-------- SUPPLIED MATERIAL

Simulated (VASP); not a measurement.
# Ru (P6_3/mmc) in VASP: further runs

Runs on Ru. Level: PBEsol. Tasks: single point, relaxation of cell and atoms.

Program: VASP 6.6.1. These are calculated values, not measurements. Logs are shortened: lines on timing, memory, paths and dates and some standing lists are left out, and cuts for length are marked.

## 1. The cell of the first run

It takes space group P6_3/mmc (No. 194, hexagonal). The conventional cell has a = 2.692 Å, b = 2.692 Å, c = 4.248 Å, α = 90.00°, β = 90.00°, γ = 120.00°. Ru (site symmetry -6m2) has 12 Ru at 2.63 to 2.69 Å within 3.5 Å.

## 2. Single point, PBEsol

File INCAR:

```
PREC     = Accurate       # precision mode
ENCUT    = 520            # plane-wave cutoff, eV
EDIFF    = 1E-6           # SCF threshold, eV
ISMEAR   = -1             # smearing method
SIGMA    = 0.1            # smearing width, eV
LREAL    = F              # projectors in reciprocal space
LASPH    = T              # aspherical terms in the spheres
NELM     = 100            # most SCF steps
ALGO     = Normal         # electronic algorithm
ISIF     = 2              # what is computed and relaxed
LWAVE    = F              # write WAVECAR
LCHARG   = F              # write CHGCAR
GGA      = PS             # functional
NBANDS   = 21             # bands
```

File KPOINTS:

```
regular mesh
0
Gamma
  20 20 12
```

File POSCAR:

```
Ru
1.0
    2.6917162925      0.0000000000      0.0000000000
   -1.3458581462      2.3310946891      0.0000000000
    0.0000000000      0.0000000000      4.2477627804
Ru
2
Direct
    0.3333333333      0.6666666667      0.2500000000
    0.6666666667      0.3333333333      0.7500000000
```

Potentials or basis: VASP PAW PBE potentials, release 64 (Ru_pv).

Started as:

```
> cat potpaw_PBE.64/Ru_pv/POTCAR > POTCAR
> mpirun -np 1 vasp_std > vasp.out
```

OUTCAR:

----------------

- **ACTION ITEM**
Give again, exactly as written, every line from the first one above through the line that has "Program: VASP 6.6.1." in it.

- **TASK ANSWER**
Simulated (VASP); not a measurement.
# Ru (P6_3/mmc) in VASP: further runs

Runs on Ru. Level: PBEsol. Tasks: single point, relaxation of cell and atoms.

Program: VASP 6.6.1. These are calculated values, not measurements. Logs are shortened: lines on timing, memory, paths and dates and some standing lists are left out, and cuts for length are marked.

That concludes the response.